Dataset
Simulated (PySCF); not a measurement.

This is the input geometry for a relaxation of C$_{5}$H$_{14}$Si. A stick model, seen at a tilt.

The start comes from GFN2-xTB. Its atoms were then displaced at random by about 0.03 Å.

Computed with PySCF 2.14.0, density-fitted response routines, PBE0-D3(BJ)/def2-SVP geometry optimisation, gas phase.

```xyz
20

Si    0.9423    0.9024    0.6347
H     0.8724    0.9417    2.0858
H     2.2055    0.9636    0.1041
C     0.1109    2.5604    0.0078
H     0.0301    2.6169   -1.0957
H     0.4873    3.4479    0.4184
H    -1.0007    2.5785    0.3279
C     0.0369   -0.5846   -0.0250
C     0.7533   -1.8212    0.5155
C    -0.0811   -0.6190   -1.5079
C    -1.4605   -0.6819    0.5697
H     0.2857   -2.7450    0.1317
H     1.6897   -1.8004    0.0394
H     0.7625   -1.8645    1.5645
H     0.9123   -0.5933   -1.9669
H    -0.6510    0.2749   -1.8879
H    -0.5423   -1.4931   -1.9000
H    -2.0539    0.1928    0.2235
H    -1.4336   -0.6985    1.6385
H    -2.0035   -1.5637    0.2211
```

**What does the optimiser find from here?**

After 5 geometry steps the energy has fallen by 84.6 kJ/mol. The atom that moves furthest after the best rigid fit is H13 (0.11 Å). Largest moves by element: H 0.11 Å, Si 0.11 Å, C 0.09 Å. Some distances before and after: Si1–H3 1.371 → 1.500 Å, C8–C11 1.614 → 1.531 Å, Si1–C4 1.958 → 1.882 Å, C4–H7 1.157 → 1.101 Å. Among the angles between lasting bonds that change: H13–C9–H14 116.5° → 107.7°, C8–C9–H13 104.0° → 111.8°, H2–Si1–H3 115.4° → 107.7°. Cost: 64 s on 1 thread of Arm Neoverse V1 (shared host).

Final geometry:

Action item
Give back every line from the beginning of the records through the line holding "find from here?**", exactly as it reads, and leave out the rest.

Exercise output
Simulated (PySCF); not a measurement.

This is the input geometry for a relaxation of C$_{5}$H$_{14}$Si. A stick model, seen at a tilt.

The start comes from GFN2-xTB. Its atoms were then displaced at random by about 0.03 Å.

Computed with PySCF 2.14.0, density-fitted response routines, PBE0-D3(BJ)/def2-SVP geometry optimisation, gas phase.

```xyz
20

Si    0.9423    0.9024    0.6347
H     0.8724    0.9417    2.0858
H     2.2055    0.9636    0.1041
C     0.1109    2.5604    0.0078
H     0.0301    2.6169   -1.0957
H     0.4873    3.4479    0.4184
H    -1.0007    2.5785    0.3279
C     0.0369   -0.5846   -0.0250
C     0.7533   -1.8212    0.5155
C    -0.0811   -0.6190   -1.5079
C    -1.4605   -0.6819    0.5697
H     0.2857   -2.7450    0.1317
H     1.6897   -1.8004    0.0394
H     0.7625   -1.8645    1.5645
H     0.9123   -0.5933   -1.9669
H    -0.6510    0.2749   -1.8879
H    -0.5423   -1.4931   -1.9000
H    -2.0539    0.1928    0.2235
H    -1.4336   -0.6985    1.6385
H    -2.0035   -1.5637    0.2211
```

**What does the optimiser find from here?**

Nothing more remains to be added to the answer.